====== ENTRIES SHOWN
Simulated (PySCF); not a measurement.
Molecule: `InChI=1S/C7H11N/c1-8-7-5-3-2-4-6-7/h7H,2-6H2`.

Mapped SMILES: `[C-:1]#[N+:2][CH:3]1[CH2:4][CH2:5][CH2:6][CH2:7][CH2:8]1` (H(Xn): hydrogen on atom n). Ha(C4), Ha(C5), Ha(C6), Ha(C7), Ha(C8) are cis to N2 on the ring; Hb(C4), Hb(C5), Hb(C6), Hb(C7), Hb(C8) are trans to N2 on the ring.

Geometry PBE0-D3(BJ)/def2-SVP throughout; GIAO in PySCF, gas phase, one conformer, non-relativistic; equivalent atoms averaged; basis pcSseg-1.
============

The whole block of data above should be printed again verbatim.

RESULT:
Simulated (PySCF); not a measurement.
Molecule: `InChI=1S/C7H11N/c1-8-7-5-3-2-4-6-7/h7H,2-6H2`.

Mapped SMILES: `[C-:1]#[N+:2][CH:3]1[CH2:4][CH2:5][CH2:6][CH2:7][CH2:8]1` (H(Xn): hydrogen on atom n). Ha(C4), Ha(C5), Ha(C6), Ha(C7), Ha(C8) are cis to N2 on the ring; Hb(C4), Hb(C5), Hb(C6), Hb(C7), Hb(C8) are trans to N2 on the ring.

Geometry PBE0-D3(BJ)/def2-SVP throughout; GIAO in PySCF, gas phase, one conformer, non-relativistic; equivalent atoms averaged; basis pcSseg-1.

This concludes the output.